__EXCERPTED DATA__:
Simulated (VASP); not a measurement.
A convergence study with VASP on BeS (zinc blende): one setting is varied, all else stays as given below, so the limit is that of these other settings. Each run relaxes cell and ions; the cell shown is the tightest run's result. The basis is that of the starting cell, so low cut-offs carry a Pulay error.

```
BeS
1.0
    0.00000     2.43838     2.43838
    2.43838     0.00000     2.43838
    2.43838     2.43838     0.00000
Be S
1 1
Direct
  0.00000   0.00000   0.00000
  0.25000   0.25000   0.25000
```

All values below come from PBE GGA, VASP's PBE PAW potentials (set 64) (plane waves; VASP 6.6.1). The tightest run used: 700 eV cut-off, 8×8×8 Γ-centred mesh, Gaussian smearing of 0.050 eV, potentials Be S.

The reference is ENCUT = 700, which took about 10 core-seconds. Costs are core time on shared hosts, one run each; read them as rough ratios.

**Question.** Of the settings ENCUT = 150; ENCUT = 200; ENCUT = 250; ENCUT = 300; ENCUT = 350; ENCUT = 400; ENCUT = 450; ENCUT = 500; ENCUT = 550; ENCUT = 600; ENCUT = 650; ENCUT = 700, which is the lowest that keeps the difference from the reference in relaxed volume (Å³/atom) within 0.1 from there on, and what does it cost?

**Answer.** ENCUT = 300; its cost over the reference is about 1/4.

__WORK ITEM__: In the reply, include exactly the lines from the beginning of the entries above through the line holding "does it cost?", and nothing besides.

__ANSWER AREA__:
Simulated (VASP); not a measurement.
A convergence study with VASP on BeS (zinc blende): one setting is varied, all else stays as given below, so the limit is that of these other settings. Each run relaxes cell and ions; the cell shown is the tightest run's result. The basis is that of the starting cell, so low cut-offs carry a Pulay error.

```
BeS
1.0
    0.00000     2.43838     2.43838
    2.43838     0.00000     2.43838
    2.43838     2.43838     0.00000
Be S
1 1
Direct
  0.00000   0.00000   0.00000
  0.25000   0.25000   0.25000
```

All values below come from PBE GGA, VASP's PBE PAW potentials (set 64) (plane waves; VASP 6.6.1). The tightest run used: 700 eV cut-off, 8×8×8 Γ-centred mesh, Gaussian smearing of 0.050 eV, potentials Be S.

The reference is ENCUT = 700, which took about 10 core-seconds. Costs are core time on shared hosts, one run each; read them as rough ratios.

**Question.** Of the settings ENCUT = 150; ENCUT = 200; ENCUT = 250; ENCUT = 300; ENCUT = 350; ENCUT = 400; ENCUT = 450; ENCUT = 500; ENCUT = 550; ENCUT = 600; ENCUT = 650; ENCUT = 700, which is the lowest that keeps the difference from the reference in relaxed volume (Å³/atom) within 0.1 from there on, and what does it cost?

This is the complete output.